* _Work item_: Reproduce the entries exactly. Omit none of them.

* _Supplied data_:
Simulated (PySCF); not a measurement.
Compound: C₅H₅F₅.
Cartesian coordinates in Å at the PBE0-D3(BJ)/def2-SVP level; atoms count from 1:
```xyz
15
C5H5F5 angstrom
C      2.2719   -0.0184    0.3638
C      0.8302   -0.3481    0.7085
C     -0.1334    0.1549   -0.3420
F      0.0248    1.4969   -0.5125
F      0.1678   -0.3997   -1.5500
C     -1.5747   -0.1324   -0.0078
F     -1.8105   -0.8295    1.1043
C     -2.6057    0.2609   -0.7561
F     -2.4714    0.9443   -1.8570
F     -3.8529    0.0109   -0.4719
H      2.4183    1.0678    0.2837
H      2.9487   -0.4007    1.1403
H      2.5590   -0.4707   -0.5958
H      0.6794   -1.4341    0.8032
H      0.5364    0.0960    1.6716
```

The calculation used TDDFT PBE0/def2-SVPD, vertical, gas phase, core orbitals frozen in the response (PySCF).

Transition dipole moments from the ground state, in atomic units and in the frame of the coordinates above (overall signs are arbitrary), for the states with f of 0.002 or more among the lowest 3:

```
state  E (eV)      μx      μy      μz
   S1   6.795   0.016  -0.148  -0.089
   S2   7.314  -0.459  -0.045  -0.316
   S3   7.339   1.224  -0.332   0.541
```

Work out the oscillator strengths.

* _Exercise response_:
Simulated (PySCF); not a measurement.
Compound: C₅H₅F₅.
Cartesian coordinates in Å at the PBE0-D3(BJ)/def2-SVP level; atoms count from 1:
```xyz
15
C5H5F5 angstrom
C      2.2719   -0.0184    0.3638
C      0.8302   -0.3481    0.7085
C     -0.1334    0.1549   -0.3420
F      0.0248    1.4969   -0.5125
F      0.1678   -0.3997   -1.5500
C     -1.5747   -0.1324   -0.0078
F     -1.8105   -0.8295    1.1043
C     -2.6057    0.2609   -0.7561
F     -2.4714    0.9443   -1.8570
F     -3.8529    0.0109   -0.4719
H      2.4183    1.0678    0.2837
H      2.9487   -0.4007    1.1403
H      2.5590   -0.4707   -0.5958
H      0.6794   -1.4341    0.8032
H      0.5364    0.0960    1.6716
```

The calculation used TDDFT PBE0/def2-SVPD, vertical, gas phase, core orbitals frozen in the response (PySCF).

Transition dipole moments from the ground state, in atomic units and in the frame of the coordinates above (overall signs are arbitrary), for the states with f of 0.002 or more among the lowest 3:

```
state  E (eV)      μx      μy      μz
   S1   6.795   0.016  -0.148  -0.089
   S2   7.314  -0.459  -0.045  -0.316
   S3   7.339   1.224  -0.332   0.541
```

Work out the oscillator strengths.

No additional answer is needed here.